Work task:
What is needed is an exact copy of all the entries.

----------
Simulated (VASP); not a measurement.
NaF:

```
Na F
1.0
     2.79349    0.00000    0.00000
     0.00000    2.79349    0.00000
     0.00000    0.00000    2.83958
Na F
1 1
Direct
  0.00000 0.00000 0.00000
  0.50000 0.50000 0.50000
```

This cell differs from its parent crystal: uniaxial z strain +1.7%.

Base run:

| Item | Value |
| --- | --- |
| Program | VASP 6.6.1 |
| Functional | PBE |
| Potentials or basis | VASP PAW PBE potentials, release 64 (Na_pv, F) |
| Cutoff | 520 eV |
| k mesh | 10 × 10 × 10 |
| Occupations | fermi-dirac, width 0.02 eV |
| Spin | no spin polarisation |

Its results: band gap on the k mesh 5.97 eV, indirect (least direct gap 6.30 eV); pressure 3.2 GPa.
----------

Worked solution:
Simulated (VASP); not a measurement.
NaF:

```
Na F
1.0
     2.79349    0.00000    0.00000
     0.00000    2.79349    0.00000
     0.00000    0.00000    2.83958
Na F
1 1
Direct
  0.00000 0.00000 0.00000
  0.50000 0.50000 0.50000
```

This cell differs from its parent crystal: uniaxial z strain +1.7%.

Base run:

| Item | Value |
| --- | --- |
| Program | VASP 6.6.1 |
| Functional | PBE |
| Potentials or basis | VASP PAW PBE potentials, release 64 (Na_pv, F) |
| Cutoff | 520 eV |
| k mesh | 10 × 10 × 10 |
| Occupations | fermi-dirac, width 0.02 eV |
| Spin | no spin polarisation |

Its results: band gap on the k mesh 5.97 eV, indirect (least direct gap 6.30 eV); pressure 3.2 GPa.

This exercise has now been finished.